| REQUIREMENT |
What is needed is a verbatim copy of all the records.

| INPUT DATA |
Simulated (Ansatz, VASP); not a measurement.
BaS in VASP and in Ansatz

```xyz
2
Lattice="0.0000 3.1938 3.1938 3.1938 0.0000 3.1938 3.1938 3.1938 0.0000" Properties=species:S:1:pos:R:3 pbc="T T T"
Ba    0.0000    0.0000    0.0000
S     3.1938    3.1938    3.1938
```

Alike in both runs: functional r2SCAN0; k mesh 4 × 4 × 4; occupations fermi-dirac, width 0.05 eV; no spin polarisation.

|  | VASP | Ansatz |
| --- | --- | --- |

| ANSWER BOX |
Simulated (Ansatz, VASP); not a measurement.
BaS in VASP and in Ansatz

```xyz
2
Lattice="0.0000 3.1938 3.1938 3.1938 0.0000 3.1938 3.1938 3.1938 0.0000" Properties=species:S:1:pos:R:3 pbc="T T T"
Ba    0.0000    0.0000    0.0000
S     3.1938    3.1938    3.1938
```

Alike in both runs: functional r2SCAN0; k mesh 4 × 4 × 4; occupations fermi-dirac, width 0.05 eV; no spin polarisation.

|  | VASP | Ansatz |
| --- | --- | --- |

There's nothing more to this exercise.